→ **EXTRACTED RECORDS**
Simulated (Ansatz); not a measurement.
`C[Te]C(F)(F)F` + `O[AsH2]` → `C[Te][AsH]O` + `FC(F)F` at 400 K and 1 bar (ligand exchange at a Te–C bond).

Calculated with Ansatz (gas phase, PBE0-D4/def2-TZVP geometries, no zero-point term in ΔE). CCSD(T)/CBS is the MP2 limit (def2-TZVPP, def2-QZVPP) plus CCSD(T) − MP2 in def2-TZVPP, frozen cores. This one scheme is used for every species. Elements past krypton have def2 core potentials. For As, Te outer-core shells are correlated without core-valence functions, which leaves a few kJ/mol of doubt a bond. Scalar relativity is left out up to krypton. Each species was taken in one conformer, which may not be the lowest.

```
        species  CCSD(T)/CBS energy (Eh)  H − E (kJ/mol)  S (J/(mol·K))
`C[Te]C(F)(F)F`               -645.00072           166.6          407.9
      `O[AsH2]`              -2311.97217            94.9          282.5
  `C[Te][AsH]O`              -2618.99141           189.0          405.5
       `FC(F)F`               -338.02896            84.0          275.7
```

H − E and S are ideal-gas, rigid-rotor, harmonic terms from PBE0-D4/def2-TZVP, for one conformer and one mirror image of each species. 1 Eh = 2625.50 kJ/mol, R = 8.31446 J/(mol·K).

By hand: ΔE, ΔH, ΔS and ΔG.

→ **WORK ORDER**
Please reproduce, exactly as written, the lines of the records from the first line through the one containing "H − E and S".

→ **EXERCISE OUTPUT**
Simulated (Ansatz); not a measurement.
`C[Te]C(F)(F)F` + `O[AsH2]` → `C[Te][AsH]O` + `FC(F)F` at 400 K and 1 bar (ligand exchange at a Te–C bond).

Calculated with Ansatz (gas phase, PBE0-D4/def2-TZVP geometries, no zero-point term in ΔE). CCSD(T)/CBS is the MP2 limit (def2-TZVPP, def2-QZVPP) plus CCSD(T) − MP2 in def2-TZVPP, frozen cores. This one scheme is used for every species. Elements past krypton have def2 core potentials. For As, Te outer-core shells are correlated without core-valence functions, which leaves a few kJ/mol of doubt a bond. Scalar relativity is left out up to krypton. Each species was taken in one conformer, which may not be the lowest.

```
        species  CCSD(T)/CBS energy (Eh)  H − E (kJ/mol)  S (J/(mol·K))
`C[Te]C(F)(F)F`               -645.00072           166.6          407.9
      `O[AsH2]`              -2311.97217            94.9          282.5
  `C[Te][AsH]O`              -2618.99141           189.0          405.5
       `FC(F)F`               -338.02896            84.0          275.7
```

H − E and S are ideal-gas, rigid-rotor, harmonic terms from PBE0-D4/def2-TZVP, for one conformer and one mirror image of each species. 1 Eh = 2625.50 kJ/mol, R = 8.31446 J/(mol·K).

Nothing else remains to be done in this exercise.